------------

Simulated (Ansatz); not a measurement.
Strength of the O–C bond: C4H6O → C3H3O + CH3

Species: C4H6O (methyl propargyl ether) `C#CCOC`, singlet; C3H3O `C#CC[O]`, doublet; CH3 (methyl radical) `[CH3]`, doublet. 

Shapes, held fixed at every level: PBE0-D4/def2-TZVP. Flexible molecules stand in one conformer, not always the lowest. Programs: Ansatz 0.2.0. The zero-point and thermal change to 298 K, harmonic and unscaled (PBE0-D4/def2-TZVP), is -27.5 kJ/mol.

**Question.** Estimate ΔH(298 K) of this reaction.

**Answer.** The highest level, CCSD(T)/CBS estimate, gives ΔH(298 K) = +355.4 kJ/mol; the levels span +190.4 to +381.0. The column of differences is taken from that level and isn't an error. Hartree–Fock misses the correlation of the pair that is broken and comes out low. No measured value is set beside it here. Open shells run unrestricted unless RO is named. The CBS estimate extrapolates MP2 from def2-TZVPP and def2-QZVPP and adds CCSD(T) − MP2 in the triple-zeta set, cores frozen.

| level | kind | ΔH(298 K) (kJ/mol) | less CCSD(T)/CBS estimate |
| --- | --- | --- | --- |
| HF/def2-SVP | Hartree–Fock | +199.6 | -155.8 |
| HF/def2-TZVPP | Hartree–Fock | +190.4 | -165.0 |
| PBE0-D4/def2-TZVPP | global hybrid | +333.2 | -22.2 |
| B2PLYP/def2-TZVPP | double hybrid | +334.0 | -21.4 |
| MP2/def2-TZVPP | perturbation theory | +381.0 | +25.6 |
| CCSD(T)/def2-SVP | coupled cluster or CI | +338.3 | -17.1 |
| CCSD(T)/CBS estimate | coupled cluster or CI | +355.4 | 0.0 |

------------

WORK ORDER →
The lines to return begin at the first line of the records and end at the line holding "CI | +338.3 | -17.1 |"; please return them exactly, including both, and nothing beyond.

EXPECTED ANSWER →
Simulated (Ansatz); not a measurement.
Strength of the O–C bond: C4H6O → C3H3O + CH3

Species: C4H6O (methyl propargyl ether) `C#CCOC`, singlet; C3H3O `C#CC[O]`, doublet; CH3 (methyl radical) `[CH3]`, doublet. 

Shapes, held fixed at every level: PBE0-D4/def2-TZVP. Flexible molecules stand in one conformer, not always the lowest. Programs: Ansatz 0.2.0. The zero-point and thermal change to 298 K, harmonic and unscaled (PBE0-D4/def2-TZVP), is -27.5 kJ/mol.

**Question.** Estimate ΔH(298 K) of this reaction.

**Answer.** The highest level, CCSD(T)/CBS estimate, gives ΔH(298 K) = +355.4 kJ/mol; the levels span +190.4 to +381.0. The column of differences is taken from that level and isn't an error. Hartree–Fock misses the correlation of the pair that is broken and comes out low. No measured value is set beside it here. Open shells run unrestricted unless RO is named. The CBS estimate extrapolates MP2 from def2-TZVPP and def2-QZVPP and adds CCSD(T) − MP2 in the triple-zeta set, cores frozen.

| level | kind | ΔH(298 K) (kJ/mol) | less CCSD(T)/CBS estimate |
| --- | --- | --- | --- |
| HF/def2-SVP | Hartree–Fock | +199.6 | -155.8 |
| HF/def2-TZVPP | Hartree–Fock | +190.4 | -165.0 |
| PBE0-D4/def2-TZVPP | global hybrid | +333.2 | -22.2 |
| B2PLYP/def2-TZVPP | double hybrid | +334.0 | -21.4 |
| MP2/def2-TZVPP | perturbation theory | +381.0 | +25.6 |
| CCSD(T)/def2-SVP | coupled cluster or CI | +338.3 | -17.1 |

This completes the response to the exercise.